Requirement:
From the opening line of the records through the line bearing "Gas-phase values at a fixed geometry.", set down every line exactly.

Dataset entries:
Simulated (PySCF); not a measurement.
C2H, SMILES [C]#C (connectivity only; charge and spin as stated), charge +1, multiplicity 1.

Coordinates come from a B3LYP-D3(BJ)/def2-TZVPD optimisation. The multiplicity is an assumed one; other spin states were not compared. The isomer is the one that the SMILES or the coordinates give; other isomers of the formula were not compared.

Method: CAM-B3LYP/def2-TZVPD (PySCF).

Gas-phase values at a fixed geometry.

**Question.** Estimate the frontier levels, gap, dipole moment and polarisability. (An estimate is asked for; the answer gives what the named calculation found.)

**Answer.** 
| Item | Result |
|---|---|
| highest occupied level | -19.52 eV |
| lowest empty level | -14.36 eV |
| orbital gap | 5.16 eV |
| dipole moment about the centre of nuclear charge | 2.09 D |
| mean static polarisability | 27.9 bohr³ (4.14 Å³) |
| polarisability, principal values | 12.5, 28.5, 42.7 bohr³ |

Expected answer:
Simulated (PySCF); not a measurement.
C2H, SMILES [C]#C (connectivity only; charge and spin as stated), charge +1, multiplicity 1.

Coordinates come from a B3LYP-D3(BJ)/def2-TZVPD optimisation. The multiplicity is an assumed one; other spin states were not compared. The isomer is the one that the SMILES or the coordinates give; other isomers of the formula were not compared.

Method: CAM-B3LYP/def2-TZVPD (PySCF).

Gas-phase values at a fixed geometry.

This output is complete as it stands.